Work instruction: Up to and including the line with "Answer: X = Al, Z", restate the records below word for word, beginning with their first line.

Source data:
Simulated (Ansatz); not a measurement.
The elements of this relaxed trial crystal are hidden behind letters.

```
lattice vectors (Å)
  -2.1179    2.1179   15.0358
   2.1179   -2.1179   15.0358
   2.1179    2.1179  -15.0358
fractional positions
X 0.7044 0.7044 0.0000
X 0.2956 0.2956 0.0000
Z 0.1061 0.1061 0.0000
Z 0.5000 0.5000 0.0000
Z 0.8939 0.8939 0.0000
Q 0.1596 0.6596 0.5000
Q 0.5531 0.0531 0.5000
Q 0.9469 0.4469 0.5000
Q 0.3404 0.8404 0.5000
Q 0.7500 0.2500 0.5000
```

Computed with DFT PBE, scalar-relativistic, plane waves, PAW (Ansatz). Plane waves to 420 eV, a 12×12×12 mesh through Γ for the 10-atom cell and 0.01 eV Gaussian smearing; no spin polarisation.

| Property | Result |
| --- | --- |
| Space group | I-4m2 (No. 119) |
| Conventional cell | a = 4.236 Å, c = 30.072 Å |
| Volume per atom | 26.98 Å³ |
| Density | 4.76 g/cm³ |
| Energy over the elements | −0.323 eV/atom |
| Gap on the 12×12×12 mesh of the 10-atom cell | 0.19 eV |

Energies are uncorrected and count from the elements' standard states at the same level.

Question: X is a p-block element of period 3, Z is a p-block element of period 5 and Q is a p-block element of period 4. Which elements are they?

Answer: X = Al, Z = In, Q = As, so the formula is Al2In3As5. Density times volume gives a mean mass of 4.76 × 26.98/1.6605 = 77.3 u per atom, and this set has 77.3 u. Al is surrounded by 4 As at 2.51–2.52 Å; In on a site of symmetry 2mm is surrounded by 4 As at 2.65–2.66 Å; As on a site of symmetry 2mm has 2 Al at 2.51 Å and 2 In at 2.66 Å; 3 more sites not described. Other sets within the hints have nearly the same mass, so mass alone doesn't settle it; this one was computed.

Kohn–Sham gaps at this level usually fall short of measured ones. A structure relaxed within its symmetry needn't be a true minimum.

Exercise solution:
Simulated (Ansatz); not a measurement.
The elements of this relaxed trial crystal are hidden behind letters.

```
lattice vectors (Å)
  -2.1179    2.1179   15.0358
   2.1179   -2.1179   15.0358
   2.1179    2.1179  -15.0358
fractional positions
X 0.7044 0.7044 0.0000
X 0.2956 0.2956 0.0000
Z 0.1061 0.1061 0.0000
Z 0.5000 0.5000 0.0000
Z 0.8939 0.8939 0.0000
Q 0.1596 0.6596 0.5000
Q 0.5531 0.0531 0.5000
Q 0.9469 0.4469 0.5000
Q 0.3404 0.8404 0.5000
Q 0.7500 0.2500 0.5000
```

Computed with DFT PBE, scalar-relativistic, plane waves, PAW (Ansatz). Plane waves to 420 eV, a 12×12×12 mesh through Γ for the 10-atom cell and 0.01 eV Gaussian smearing; no spin polarisation.

| Property | Result |
| --- | --- |
| Space group | I-4m2 (No. 119) |
| Conventional cell | a = 4.236 Å, c = 30.072 Å |
| Volume per atom | 26.98 Å³ |
| Density | 4.76 g/cm³ |
| Energy over the elements | −0.323 eV/atom |
| Gap on the 12×12×12 mesh of the 10-atom cell | 0.19 eV |

Energies are uncorrected and count from the elements' standard states at the same level.

Question: X is a p-block element of period 3, Z is a p-block element of period 5 and Q is a p-block element of period 4. Which elements are they?

Answer: X = Al, Z = In, Q = As, so the formula is Al2In3As5. Density times volume gives a mean mass of 4.76 × 26.98/1.6605 = 77.3 u per atom, and this set has 77.3 u. Al is surrounded by 4 As at 2.51–2.52 Å; In on a site of symmetry 2mm is surrounded by 4 As at 2.65–2.66 Å; As on a site of symmetry 2mm has 2 Al at 2.51 Å and 2 In at 2.66 Å; 3 more sites not described. Other sets within the hints have nearly the same mass, so mass alone doesn't settle it; this one was computed.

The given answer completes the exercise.